**SOURCE MATERIAL**

··········

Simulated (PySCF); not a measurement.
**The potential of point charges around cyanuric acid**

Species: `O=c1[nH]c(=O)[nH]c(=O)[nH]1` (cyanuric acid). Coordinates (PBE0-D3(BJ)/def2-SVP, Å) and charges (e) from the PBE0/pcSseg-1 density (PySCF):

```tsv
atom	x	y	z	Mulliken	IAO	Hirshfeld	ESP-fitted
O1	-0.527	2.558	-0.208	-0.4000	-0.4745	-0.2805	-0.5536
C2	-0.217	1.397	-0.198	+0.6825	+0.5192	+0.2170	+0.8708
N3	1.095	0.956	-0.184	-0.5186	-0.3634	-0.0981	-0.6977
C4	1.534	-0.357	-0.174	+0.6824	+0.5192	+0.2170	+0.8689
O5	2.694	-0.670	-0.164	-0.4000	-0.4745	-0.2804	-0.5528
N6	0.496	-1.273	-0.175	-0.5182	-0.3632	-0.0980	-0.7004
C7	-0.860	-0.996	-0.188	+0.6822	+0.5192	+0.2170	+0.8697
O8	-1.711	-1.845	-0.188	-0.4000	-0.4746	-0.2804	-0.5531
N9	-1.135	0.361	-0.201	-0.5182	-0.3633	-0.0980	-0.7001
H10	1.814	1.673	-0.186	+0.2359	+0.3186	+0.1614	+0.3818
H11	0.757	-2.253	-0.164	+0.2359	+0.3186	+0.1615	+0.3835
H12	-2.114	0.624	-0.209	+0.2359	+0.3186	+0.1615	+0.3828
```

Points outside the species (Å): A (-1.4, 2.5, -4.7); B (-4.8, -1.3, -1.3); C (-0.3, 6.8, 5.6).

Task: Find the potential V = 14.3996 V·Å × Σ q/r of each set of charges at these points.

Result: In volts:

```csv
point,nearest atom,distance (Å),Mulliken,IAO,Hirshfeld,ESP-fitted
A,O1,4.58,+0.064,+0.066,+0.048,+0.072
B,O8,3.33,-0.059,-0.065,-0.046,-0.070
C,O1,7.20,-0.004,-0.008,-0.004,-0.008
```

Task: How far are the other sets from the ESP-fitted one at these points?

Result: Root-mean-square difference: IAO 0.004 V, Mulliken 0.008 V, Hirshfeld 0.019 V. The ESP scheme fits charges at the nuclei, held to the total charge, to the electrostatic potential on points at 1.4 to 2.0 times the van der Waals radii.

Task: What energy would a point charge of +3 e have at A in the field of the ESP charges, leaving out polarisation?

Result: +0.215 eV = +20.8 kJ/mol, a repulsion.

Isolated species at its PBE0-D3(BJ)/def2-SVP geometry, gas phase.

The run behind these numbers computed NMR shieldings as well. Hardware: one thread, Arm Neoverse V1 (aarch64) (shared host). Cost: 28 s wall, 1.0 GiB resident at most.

··········

**REQUIRED ACTION**
Take the lines from the first line of the listing up to and including the line with "Task: How far" and give them again exactly.

**EXPECTED ANSWER**
Simulated (PySCF); not a measurement.
**The potential of point charges around cyanuric acid**

Species: `O=c1[nH]c(=O)[nH]c(=O)[nH]1` (cyanuric acid). Coordinates (PBE0-D3(BJ)/def2-SVP, Å) and charges (e) from the PBE0/pcSseg-1 density (PySCF):

```tsv
atom	x	y	z	Mulliken	IAO	Hirshfeld	ESP-fitted
O1	-0.527	2.558	-0.208	-0.4000	-0.4745	-0.2805	-0.5536
C2	-0.217	1.397	-0.198	+0.6825	+0.5192	+0.2170	+0.8708
N3	1.095	0.956	-0.184	-0.5186	-0.3634	-0.0981	-0.6977
C4	1.534	-0.357	-0.174	+0.6824	+0.5192	+0.2170	+0.8689
O5	2.694	-0.670	-0.164	-0.4000	-0.4745	-0.2804	-0.5528
N6	0.496	-1.273	-0.175	-0.5182	-0.3632	-0.0980	-0.7004
C7	-0.860	-0.996	-0.188	+0.6822	+0.5192	+0.2170	+0.8697
O8	-1.711	-1.845	-0.188	-0.4000	-0.4746	-0.2804	-0.5531
N9	-1.135	0.361	-0.201	-0.5182	-0.3633	-0.0980	-0.7001
H10	1.814	1.673	-0.186	+0.2359	+0.3186	+0.1614	+0.3818
H11	0.757	-2.253	-0.164	+0.2359	+0.3186	+0.1615	+0.3835
H12	-2.114	0.624	-0.209	+0.2359	+0.3186	+0.1615	+0.3828
```

Points outside the species (Å): A (-1.4, 2.5, -4.7); B (-4.8, -1.3, -1.3); C (-0.3, 6.8, 5.6).

Task: Find the potential V = 14.3996 V·Å × Σ q/r of each set of charges at these points.

Result: In volts:

```csv
point,nearest atom,distance (Å),Mulliken,IAO,Hirshfeld,ESP-fitted
A,O1,4.58,+0.064,+0.066,+0.048,+0.072
B,O8,3.33,-0.059,-0.065,-0.046,-0.070
C,O1,7.20,-0.004,-0.008,-0.004,-0.008
```

Task: How far are the other sets from the ESP-fitted one at these points?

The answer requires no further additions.